REQUIREMENT | Below are entries to return in full. Keep each one exact.

DATA SECTION |
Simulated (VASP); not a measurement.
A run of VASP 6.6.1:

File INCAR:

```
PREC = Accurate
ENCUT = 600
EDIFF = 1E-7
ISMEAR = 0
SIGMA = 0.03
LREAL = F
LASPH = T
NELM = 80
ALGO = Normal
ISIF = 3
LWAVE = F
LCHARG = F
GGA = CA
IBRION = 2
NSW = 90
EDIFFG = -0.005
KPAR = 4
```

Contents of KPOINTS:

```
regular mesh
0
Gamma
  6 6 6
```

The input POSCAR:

PROBLEM SOLUTION |
Simulated (VASP); not a measurement.
A run of VASP 6.6.1:

File INCAR:

```
PREC = Accurate
ENCUT = 600
EDIFF = 1E-7
ISMEAR = 0
SIGMA = 0.03
LREAL = F
LASPH = T
NELM = 80
ALGO = Normal
ISIF = 3
LWAVE = F
LCHARG = F
GGA = CA
IBRION = 2
NSW = 90
EDIFFG = -0.005
KPAR = 4
```

Contents of KPOINTS:

```
regular mesh
0
Gamma
  6 6 6
```

The input POSCAR:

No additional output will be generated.